**Data to examine**
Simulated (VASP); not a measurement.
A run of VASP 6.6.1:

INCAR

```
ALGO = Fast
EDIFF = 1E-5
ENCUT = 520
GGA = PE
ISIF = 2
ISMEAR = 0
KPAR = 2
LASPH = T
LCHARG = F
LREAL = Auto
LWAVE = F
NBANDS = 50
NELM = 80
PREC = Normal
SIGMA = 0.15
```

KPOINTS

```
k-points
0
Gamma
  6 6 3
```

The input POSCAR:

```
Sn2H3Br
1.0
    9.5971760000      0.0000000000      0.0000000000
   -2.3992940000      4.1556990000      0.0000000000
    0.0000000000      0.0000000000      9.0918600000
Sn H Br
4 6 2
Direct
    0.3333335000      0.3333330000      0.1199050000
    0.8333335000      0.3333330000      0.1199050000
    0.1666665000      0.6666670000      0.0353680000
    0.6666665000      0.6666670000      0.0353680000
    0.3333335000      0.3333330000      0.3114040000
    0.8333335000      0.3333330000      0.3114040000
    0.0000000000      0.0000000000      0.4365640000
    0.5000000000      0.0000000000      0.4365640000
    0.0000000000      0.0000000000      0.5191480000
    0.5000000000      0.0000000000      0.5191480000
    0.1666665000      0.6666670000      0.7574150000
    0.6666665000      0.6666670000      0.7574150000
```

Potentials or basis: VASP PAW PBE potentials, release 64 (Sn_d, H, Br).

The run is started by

**Exercise**
Retype exactly the lines of the data above, starting at its first line and finishing with the line that has "Potentials or basis: VASP" in it.

**Task response**
Simulated (VASP); not a measurement.
A run of VASP 6.6.1:

INCAR

```
ALGO = Fast
EDIFF = 1E-5
ENCUT = 520
GGA = PE
ISIF = 2
ISMEAR = 0
KPAR = 2
LASPH = T
LCHARG = F
LREAL = Auto
LWAVE = F
NBANDS = 50
NELM = 80
PREC = Normal
SIGMA = 0.15
```

KPOINTS

```
k-points
0
Gamma
  6 6 3
```

The input POSCAR:

```
Sn2H3Br
1.0
    9.5971760000      0.0000000000      0.0000000000
   -2.3992940000      4.1556990000      0.0000000000
    0.0000000000      0.0000000000      9.0918600000
Sn H Br
4 6 2
Direct
    0.3333335000      0.3333330000      0.1199050000
    0.8333335000      0.3333330000      0.1199050000
    0.1666665000      0.6666670000      0.0353680000
    0.6666665000      0.6666670000      0.0353680000
    0.3333335000      0.3333330000      0.3114040000
    0.8333335000      0.3333330000      0.3114040000
    0.0000000000      0.0000000000      0.4365640000
    0.5000000000      0.0000000000      0.4365640000
    0.0000000000      0.0000000000      0.5191480000
    0.5000000000      0.0000000000      0.5191480000
    0.1666665000      0.6666670000      0.7574150000
    0.6666665000      0.6666670000      0.7574150000
```

Potentials or basis: VASP PAW PBE potentials, release 64 (Sn_d, H, Br).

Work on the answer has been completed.